◆ Data:
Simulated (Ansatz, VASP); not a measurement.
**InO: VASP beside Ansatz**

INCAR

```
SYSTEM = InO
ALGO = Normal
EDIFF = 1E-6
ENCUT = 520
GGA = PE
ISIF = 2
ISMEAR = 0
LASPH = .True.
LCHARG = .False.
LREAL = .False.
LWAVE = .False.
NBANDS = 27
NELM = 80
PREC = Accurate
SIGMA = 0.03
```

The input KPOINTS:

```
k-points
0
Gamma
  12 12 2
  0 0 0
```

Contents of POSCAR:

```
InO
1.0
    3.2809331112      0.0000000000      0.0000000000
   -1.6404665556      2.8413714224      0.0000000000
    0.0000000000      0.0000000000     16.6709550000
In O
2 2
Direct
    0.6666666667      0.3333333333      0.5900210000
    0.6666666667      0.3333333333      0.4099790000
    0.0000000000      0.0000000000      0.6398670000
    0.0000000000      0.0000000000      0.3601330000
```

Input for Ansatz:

◆ Assignment:
Write out the records in full, exactly as they appear above.

◆ Task output:
Simulated (Ansatz, VASP); not a measurement.
**InO: VASP beside Ansatz**

INCAR

```
SYSTEM = InO
ALGO = Normal
EDIFF = 1E-6
ENCUT = 520
GGA = PE
ISIF = 2
ISMEAR = 0
LASPH = .True.
LCHARG = .False.
LREAL = .False.
LWAVE = .False.
NBANDS = 27
NELM = 80
PREC = Accurate
SIGMA = 0.03
```

The input KPOINTS:

```
k-points
0
Gamma
  12 12 2
  0 0 0
```

Contents of POSCAR:

```
InO
1.0
    3.2809331112      0.0000000000      0.0000000000
   -1.6404665556      2.8413714224      0.0000000000
    0.0000000000      0.0000000000     16.6709550000
In O
2 2
Direct
    0.6666666667      0.3333333333      0.5900210000
    0.6666666667      0.3333333333      0.4099790000
    0.0000000000      0.0000000000      0.6398670000
    0.0000000000      0.0000000000      0.3601330000
```

Input for Ansatz:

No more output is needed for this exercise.